### Work request
Without changing a single word, restate the entries below.

### Extracted records
★ ★ ★ ★ ★ ★ ★
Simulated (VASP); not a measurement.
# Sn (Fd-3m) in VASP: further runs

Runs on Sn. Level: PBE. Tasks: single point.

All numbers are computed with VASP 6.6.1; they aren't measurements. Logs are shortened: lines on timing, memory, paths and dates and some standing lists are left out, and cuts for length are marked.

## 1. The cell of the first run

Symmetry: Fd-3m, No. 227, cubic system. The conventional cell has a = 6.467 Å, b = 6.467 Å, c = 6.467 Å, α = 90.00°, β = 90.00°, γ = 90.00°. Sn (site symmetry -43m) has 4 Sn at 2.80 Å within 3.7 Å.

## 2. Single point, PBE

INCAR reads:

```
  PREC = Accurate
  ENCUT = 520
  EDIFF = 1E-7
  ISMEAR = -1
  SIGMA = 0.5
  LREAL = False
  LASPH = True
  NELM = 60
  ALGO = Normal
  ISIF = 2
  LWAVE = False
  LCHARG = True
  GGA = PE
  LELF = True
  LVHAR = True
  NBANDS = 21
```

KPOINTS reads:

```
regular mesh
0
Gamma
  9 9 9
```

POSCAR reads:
★ ★ ★ ★ ★ ★ ★

### Exercise solution
Simulated (VASP); not a measurement.
# Sn (Fd-3m) in VASP: further runs

Runs on Sn. Level: PBE. Tasks: single point.

All numbers are computed with VASP 6.6.1; they aren't measurements. Logs are shortened: lines on timing, memory, paths and dates and some standing lists are left out, and cuts for length are marked.

## 1. The cell of the first run

Symmetry: Fd-3m, No. 227, cubic system. The conventional cell has a = 6.467 Å, b = 6.467 Å, c = 6.467 Å, α = 90.00°, β = 90.00°, γ = 90.00°. Sn (site symmetry -43m) has 4 Sn at 2.80 Å within 3.7 Å.

## 2. Single point, PBE

INCAR reads:

```
  PREC = Accurate
  ENCUT = 520
  EDIFF = 1E-7
  ISMEAR = -1
  SIGMA = 0.5
  LREAL = False
  LASPH = True
  NELM = 60
  ALGO = Normal
  ISIF = 2
  LWAVE = False
  LCHARG = True
  GGA = PE
  LELF = True
  LVHAR = True
  NBANDS = 21
```

KPOINTS reads:

```
regular mesh
0
Gamma
  9 9 9
```

POSCAR reads:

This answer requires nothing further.